Transcribe exactly each line of the entries, from the opening line to the line with "-163.92 | -5.72 |", with both of those lines included.

### RAW DATA

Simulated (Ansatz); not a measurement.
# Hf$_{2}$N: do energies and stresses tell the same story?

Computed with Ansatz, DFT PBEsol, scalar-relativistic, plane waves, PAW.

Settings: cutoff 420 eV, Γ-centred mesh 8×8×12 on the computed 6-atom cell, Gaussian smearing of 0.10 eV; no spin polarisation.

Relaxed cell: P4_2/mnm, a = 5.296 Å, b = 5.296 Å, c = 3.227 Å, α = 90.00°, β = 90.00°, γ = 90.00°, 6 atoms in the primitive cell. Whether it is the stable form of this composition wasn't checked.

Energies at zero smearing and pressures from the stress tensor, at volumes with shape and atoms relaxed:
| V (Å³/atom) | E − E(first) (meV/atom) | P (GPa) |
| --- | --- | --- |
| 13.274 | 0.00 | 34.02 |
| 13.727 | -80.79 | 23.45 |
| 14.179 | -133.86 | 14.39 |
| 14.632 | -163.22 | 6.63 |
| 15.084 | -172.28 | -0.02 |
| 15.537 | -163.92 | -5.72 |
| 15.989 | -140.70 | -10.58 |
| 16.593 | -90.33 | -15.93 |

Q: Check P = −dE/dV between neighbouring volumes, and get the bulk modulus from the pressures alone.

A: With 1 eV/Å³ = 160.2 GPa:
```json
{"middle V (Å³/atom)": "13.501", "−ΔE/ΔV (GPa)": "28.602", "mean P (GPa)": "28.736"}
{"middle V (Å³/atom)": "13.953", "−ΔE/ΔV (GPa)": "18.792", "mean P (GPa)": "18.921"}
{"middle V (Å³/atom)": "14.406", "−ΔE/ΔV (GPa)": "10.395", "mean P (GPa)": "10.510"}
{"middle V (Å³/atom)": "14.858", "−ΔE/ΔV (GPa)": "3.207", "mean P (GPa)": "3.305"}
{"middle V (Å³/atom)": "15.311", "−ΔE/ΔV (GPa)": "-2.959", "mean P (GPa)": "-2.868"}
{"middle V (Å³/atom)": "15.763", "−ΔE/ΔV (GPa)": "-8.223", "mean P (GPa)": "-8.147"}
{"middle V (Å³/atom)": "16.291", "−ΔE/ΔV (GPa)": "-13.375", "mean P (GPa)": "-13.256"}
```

######

*WRITTEN SOLUTION*:
Simulated (Ansatz); not a measurement.
# Hf$_{2}$N: do energies and stresses tell the same story?

Computed with Ansatz, DFT PBEsol, scalar-relativistic, plane waves, PAW.

Settings: cutoff 420 eV, Γ-centred mesh 8×8×12 on the computed 6-atom cell, Gaussian smearing of 0.10 eV; no spin polarisation.

Relaxed cell: P4_2/mnm, a = 5.296 Å, b = 5.296 Å, c = 3.227 Å, α = 90.00°, β = 90.00°, γ = 90.00°, 6 atoms in the primitive cell. Whether it is the stable form of this composition wasn't checked.

Energies at zero smearing and pressures from the stress tensor, at volumes with shape and atoms relaxed:
| V (Å³/atom) | E − E(first) (meV/atom) | P (GPa) |
| --- | --- | --- |
| 13.274 | 0.00 | 34.02 |
| 13.727 | -80.79 | 23.45 |
| 14.179 | -133.86 | 14.39 |
| 14.632 | -163.22 | 6.63 |
| 15.084 | -172.28 | -0.02 |
| 15.537 | -163.92 | -5.72 |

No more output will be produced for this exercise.